**Work item**
Only part of the listing is needed, namely the lines from its start through the line with "0.0 | 0.0 | 0.0 | - |", and they should be retyped exactly.

[Source information]
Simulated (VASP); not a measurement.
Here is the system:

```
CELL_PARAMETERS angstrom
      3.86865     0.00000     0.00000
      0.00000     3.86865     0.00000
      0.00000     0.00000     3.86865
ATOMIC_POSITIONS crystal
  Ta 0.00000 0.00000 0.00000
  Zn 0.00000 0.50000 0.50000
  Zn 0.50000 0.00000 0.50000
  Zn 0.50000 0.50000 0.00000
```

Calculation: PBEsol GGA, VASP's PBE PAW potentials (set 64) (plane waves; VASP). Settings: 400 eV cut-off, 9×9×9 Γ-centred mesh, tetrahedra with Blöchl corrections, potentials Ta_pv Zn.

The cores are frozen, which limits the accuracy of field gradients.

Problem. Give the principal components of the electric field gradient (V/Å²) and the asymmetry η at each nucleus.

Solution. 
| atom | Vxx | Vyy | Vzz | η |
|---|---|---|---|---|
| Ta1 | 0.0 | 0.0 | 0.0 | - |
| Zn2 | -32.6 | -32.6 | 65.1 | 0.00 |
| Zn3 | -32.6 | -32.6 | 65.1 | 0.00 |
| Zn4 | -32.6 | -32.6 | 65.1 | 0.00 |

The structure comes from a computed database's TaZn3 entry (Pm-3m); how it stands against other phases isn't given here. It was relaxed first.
[/Source information]

**Your solution**
Simulated (VASP); not a measurement.
Here is the system:

```
CELL_PARAMETERS angstrom
      3.86865     0.00000     0.00000
      0.00000     3.86865     0.00000
      0.00000     0.00000     3.86865
ATOMIC_POSITIONS crystal
  Ta 0.00000 0.00000 0.00000
  Zn 0.00000 0.50000 0.50000
  Zn 0.50000 0.00000 0.50000
  Zn 0.50000 0.50000 0.00000
```

Calculation: PBEsol GGA, VASP's PBE PAW potentials (set 64) (plane waves; VASP). Settings: 400 eV cut-off, 9×9×9 Γ-centred mesh, tetrahedra with Blöchl corrections, potentials Ta_pv Zn.

The cores are frozen, which limits the accuracy of field gradients.

Problem. Give the principal components of the electric field gradient (V/Å²) and the asymmetry η at each nucleus.

Solution. 
| atom | Vxx | Vyy | Vzz | η |
|---|---|---|---|---|
| Ta1 | 0.0 | 0.0 | 0.0 | - |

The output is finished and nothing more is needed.